WORK INSTRUCTION.
Reproduce exactly, from the data that follows, the line with "(Sn_d, Ge_d) |", the line with "At the start: pressure", and every line that lies between them.

DATASET RECORDS.
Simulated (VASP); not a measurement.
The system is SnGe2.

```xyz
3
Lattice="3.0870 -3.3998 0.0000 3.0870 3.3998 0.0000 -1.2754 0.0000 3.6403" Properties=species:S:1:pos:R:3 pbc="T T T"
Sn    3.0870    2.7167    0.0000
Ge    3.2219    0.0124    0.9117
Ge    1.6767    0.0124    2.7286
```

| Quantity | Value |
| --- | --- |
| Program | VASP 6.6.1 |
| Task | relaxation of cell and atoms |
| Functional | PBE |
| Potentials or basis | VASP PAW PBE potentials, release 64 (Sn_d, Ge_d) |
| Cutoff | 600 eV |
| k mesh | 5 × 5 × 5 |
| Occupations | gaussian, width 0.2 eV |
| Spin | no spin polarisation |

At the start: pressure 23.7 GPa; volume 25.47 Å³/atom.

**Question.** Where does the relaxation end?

ANSWER SPACE.
| Potentials or basis | VASP PAW PBE potentials, release 64 (Sn_d, Ge_d) |
| Cutoff | 600 eV |
| k mesh | 5 × 5 × 5 |
| Occupations | gaussian, width 0.2 eV |
| Spin | no spin polarisation |

At the start: pressure 23.7 GPa; volume 25.47 Å³/atom.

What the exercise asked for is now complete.